• **Work order**: Pull out of the data below the stretch of lines bounded by the one containing "Si, 1.1833, 6.7512, 36.6501, 0.0013, 0.0021, -0.012" and the one containing "Si, 6.6808, 1.2778, 36.6742, -0.0019, -0.0008, -0.0036", both bounds included, unchanged.

• **Supplied information**:
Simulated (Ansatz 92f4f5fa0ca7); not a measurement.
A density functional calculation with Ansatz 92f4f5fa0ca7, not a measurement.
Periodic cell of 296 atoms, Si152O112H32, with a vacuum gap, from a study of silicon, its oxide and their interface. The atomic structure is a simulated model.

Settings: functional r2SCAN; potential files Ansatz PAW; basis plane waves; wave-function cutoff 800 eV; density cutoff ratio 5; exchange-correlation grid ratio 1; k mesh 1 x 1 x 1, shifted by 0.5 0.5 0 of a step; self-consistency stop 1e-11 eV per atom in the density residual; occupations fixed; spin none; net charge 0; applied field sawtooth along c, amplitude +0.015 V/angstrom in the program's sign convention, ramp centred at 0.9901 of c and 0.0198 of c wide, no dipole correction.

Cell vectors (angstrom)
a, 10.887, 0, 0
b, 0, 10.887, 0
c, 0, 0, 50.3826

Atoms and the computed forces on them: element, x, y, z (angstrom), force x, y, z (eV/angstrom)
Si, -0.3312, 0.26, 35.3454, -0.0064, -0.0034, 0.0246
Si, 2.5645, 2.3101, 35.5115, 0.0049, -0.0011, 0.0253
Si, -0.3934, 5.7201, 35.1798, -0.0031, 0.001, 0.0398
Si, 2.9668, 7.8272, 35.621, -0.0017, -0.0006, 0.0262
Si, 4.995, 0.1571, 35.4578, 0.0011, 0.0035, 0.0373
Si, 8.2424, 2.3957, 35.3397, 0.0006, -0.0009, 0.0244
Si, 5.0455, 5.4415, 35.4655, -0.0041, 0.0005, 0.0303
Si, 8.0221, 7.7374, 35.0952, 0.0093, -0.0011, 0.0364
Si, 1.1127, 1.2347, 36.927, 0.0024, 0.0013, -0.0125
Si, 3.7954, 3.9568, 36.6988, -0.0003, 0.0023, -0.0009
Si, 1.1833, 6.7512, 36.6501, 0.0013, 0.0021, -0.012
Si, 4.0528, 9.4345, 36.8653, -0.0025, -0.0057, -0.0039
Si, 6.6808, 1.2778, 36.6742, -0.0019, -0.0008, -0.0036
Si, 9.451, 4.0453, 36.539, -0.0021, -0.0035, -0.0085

• **Exercise answer**:
Si, 1.1833, 6.7512, 36.6501, 0.0013, 0.0021, -0.012
Si, 4.0528, 9.4345, 36.8653, -0.0025, -0.0057, -0.0039
Si, 6.6808, 1.2778, 36.6742, -0.0019, -0.0008, -0.0036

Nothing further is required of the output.